§ **AVAILABLE DATA**:
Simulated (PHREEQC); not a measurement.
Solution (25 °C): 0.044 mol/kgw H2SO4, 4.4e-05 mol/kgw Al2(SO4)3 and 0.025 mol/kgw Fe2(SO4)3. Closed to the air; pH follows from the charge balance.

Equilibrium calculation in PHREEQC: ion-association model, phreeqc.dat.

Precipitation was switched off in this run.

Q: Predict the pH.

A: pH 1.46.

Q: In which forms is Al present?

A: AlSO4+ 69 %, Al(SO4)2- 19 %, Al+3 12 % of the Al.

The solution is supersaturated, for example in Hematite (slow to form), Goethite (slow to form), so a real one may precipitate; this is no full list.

§ **WORK ITEM**:
Set the data down again in full, exactly as given.

§ **WRITTEN REPLY**:
Simulated (PHREEQC); not a measurement.
Solution (25 °C): 0.044 mol/kgw H2SO4, 4.4e-05 mol/kgw Al2(SO4)3 and 0.025 mol/kgw Fe2(SO4)3. Closed to the air; pH follows from the charge balance.

Equilibrium calculation in PHREEQC: ion-association model, phreeqc.dat.

Precipitation was switched off in this run.

Q: Predict the pH.

A: pH 1.46.

Q: In which forms is Al present?

A: AlSO4+ 69 %, Al(SO4)2- 19 %, Al+3 12 % of the Al.

The solution is supersaturated, for example in Hematite (slow to form), Goethite (slow to form), so a real one may precipitate; this is no full list.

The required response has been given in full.